ASSIGNMENT>
In the material below, the required lines run from the one containing "Cutoff | 600 eV |" through the one containing "Problem. How do". Copy those lines exactly, ends included, and nothing else.

INFORMATION PROVIDED>
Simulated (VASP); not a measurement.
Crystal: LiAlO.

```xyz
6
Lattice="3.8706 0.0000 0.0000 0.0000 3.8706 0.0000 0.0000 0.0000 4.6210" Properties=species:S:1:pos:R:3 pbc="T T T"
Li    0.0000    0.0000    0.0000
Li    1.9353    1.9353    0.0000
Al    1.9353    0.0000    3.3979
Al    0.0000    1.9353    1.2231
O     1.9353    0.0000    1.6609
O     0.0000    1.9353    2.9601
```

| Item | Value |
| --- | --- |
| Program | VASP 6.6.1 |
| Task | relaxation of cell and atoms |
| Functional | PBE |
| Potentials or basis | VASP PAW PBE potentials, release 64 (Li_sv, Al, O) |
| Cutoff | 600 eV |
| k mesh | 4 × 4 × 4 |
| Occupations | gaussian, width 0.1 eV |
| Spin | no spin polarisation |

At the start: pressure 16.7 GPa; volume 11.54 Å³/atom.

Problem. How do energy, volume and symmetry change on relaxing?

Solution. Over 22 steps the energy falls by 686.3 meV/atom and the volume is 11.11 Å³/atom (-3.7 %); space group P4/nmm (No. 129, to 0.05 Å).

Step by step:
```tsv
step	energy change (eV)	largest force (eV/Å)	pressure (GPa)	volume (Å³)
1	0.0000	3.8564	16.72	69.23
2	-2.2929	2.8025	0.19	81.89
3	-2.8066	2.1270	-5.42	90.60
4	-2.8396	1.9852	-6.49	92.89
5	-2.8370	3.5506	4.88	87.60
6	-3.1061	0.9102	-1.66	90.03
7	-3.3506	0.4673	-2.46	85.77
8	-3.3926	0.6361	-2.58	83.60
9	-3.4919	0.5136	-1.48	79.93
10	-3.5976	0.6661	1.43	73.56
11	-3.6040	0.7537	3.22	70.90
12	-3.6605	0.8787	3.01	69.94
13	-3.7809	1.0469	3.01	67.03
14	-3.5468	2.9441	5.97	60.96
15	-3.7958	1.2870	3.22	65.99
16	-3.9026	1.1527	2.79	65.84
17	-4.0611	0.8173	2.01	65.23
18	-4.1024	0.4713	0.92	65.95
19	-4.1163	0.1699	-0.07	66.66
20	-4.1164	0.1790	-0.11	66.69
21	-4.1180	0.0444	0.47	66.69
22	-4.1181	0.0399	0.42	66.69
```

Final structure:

EXERCISE RESULT>
| Cutoff | 600 eV |
| k mesh | 4 × 4 × 4 |
| Occupations | gaussian, width 0.1 eV |
| Spin | no spin polarisation |

At the start: pressure 16.7 GPa; volume 11.54 Å³/atom.

Problem. How do energy, volume and symmetry change on relaxing?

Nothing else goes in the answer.